▶ Entries shown:
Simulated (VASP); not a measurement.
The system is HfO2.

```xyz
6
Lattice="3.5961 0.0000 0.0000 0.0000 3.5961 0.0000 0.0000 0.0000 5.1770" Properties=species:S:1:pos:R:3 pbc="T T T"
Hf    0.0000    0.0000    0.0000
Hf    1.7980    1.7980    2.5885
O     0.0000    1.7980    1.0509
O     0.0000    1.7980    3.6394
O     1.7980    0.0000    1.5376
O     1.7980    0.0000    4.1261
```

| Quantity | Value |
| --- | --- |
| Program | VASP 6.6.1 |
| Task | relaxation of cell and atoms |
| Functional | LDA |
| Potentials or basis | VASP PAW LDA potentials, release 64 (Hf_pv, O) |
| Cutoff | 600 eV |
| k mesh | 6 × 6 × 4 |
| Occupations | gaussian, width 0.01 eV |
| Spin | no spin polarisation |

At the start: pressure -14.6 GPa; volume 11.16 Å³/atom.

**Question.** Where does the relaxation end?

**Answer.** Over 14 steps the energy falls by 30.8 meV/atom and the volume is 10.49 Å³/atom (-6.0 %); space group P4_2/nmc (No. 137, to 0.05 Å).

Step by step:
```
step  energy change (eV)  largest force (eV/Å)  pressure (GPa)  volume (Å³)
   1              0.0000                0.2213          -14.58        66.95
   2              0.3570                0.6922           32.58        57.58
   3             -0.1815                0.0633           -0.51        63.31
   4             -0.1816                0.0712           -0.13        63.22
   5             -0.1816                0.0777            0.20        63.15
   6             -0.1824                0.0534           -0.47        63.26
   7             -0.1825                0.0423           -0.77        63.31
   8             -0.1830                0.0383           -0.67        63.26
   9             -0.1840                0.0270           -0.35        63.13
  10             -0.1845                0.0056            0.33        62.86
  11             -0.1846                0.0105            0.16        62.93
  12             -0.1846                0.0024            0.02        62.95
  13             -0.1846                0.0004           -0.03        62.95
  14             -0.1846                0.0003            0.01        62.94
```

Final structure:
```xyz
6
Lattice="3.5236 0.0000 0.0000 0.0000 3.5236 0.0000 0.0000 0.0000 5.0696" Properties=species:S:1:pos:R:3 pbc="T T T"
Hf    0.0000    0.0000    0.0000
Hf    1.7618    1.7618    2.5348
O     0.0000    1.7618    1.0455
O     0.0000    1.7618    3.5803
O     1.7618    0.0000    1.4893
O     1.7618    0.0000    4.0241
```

▶ Task item: Reproduce the listing above exactly, but only from its first line through the line holding "the relaxation end?"; both of those lines are included.

▶ Answer section:
Simulated (VASP); not a measurement.
The system is HfO2.

```xyz
6
Lattice="3.5961 0.0000 0.0000 0.0000 3.5961 0.0000 0.0000 0.0000 5.1770" Properties=species:S:1:pos:R:3 pbc="T T T"
Hf    0.0000    0.0000    0.0000
Hf    1.7980    1.7980    2.5885
O     0.0000    1.7980    1.0509
O     0.0000    1.7980    3.6394
O     1.7980    0.0000    1.5376
O     1.7980    0.0000    4.1261
```

| Quantity | Value |
| --- | --- |
| Program | VASP 6.6.1 |
| Task | relaxation of cell and atoms |
| Functional | LDA |
| Potentials or basis | VASP PAW LDA potentials, release 64 (Hf_pv, O) |
| Cutoff | 600 eV |
| k mesh | 6 × 6 × 4 |
| Occupations | gaussian, width 0.01 eV |
| Spin | no spin polarisation |

At the start: pressure -14.6 GPa; volume 11.16 Å³/atom.

**Question.** Where does the relaxation end?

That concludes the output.